» Data extract:
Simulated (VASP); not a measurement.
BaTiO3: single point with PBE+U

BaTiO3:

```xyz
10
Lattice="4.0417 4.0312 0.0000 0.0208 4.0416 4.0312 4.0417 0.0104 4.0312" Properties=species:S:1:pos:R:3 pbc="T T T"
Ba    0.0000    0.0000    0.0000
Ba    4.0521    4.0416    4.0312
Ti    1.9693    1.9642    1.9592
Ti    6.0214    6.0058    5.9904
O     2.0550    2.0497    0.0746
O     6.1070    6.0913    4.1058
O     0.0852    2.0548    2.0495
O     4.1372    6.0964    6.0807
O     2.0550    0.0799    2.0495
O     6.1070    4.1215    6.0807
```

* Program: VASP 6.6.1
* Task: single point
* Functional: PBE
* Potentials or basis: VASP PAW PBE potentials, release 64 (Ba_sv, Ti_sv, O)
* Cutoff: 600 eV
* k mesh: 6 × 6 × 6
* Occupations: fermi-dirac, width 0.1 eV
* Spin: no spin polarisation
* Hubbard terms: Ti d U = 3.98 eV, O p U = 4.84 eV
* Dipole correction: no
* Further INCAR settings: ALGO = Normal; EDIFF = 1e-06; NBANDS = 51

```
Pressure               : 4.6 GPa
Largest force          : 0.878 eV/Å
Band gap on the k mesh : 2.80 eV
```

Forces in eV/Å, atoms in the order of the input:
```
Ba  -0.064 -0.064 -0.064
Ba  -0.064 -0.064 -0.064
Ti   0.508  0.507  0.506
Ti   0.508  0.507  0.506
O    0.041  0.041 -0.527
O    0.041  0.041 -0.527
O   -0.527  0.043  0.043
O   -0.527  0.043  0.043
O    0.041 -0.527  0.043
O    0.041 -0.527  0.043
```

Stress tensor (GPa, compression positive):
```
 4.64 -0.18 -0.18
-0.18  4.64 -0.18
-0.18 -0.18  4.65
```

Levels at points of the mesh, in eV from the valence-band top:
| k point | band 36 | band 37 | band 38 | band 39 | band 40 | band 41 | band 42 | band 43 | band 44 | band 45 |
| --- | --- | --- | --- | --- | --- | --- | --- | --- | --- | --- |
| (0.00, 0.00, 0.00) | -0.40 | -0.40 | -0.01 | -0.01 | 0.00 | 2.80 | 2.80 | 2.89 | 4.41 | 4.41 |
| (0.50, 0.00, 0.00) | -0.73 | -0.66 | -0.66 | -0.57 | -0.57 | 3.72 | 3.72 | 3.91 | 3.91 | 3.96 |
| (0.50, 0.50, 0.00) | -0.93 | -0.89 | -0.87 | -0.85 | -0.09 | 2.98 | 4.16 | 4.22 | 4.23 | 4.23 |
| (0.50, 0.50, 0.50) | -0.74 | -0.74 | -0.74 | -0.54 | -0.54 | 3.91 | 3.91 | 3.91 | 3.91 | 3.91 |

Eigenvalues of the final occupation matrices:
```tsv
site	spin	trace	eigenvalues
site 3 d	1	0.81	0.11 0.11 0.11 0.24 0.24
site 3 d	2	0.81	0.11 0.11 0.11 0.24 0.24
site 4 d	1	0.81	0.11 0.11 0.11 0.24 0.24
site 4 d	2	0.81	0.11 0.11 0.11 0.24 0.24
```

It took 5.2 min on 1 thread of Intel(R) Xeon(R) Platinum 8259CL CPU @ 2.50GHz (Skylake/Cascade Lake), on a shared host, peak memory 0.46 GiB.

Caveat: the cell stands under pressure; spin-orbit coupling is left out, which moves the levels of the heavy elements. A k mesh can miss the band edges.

» Work task:
Write out a verbatim copy of the data, beginning with its first line and ending with the line that contains "4.41 | 4.41 |".

» Task response:
Simulated (VASP); not a measurement.
BaTiO3: single point with PBE+U

BaTiO3:

```xyz
10
Lattice="4.0417 4.0312 0.0000 0.0208 4.0416 4.0312 4.0417 0.0104 4.0312" Properties=species:S:1:pos:R:3 pbc="T T T"
Ba    0.0000    0.0000    0.0000
Ba    4.0521    4.0416    4.0312
Ti    1.9693    1.9642    1.9592
Ti    6.0214    6.0058    5.9904
O     2.0550    2.0497    0.0746
O     6.1070    6.0913    4.1058
O     0.0852    2.0548    2.0495
O     4.1372    6.0964    6.0807
O     2.0550    0.0799    2.0495
O     6.1070    4.1215    6.0807
```

* Program: VASP 6.6.1
* Task: single point
* Functional: PBE
* Potentials or basis: VASP PAW PBE potentials, release 64 (Ba_sv, Ti_sv, O)
* Cutoff: 600 eV
* k mesh: 6 × 6 × 6
* Occupations: fermi-dirac, width 0.1 eV
* Spin: no spin polarisation
* Hubbard terms: Ti d U = 3.98 eV, O p U = 4.84 eV
* Dipole correction: no
* Further INCAR settings: ALGO = Normal; EDIFF = 1e-06; NBANDS = 51

```
Pressure               : 4.6 GPa
Largest force          : 0.878 eV/Å
Band gap on the k mesh : 2.80 eV
```

Forces in eV/Å, atoms in the order of the input:
```
Ba  -0.064 -0.064 -0.064
Ba  -0.064 -0.064 -0.064
Ti   0.508  0.507  0.506
Ti   0.508  0.507  0.506
O    0.041  0.041 -0.527
O    0.041  0.041 -0.527
O   -0.527  0.043  0.043
O   -0.527  0.043  0.043
O    0.041 -0.527  0.043
O    0.041 -0.527  0.043
```

Stress tensor (GPa, compression positive):
```
 4.64 -0.18 -0.18
-0.18  4.64 -0.18
-0.18 -0.18  4.65
```

Levels at points of the mesh, in eV from the valence-band top:
| k point | band 36 | band 37 | band 38 | band 39 | band 40 | band 41 | band 42 | band 43 | band 44 | band 45 |
| --- | --- | --- | --- | --- | --- | --- | --- | --- | --- | --- |
| (0.00, 0.00, 0.00) | -0.40 | -0.40 | -0.01 | -0.01 | 0.00 | 2.80 | 2.80 | 2.89 | 4.41 | 4.41 |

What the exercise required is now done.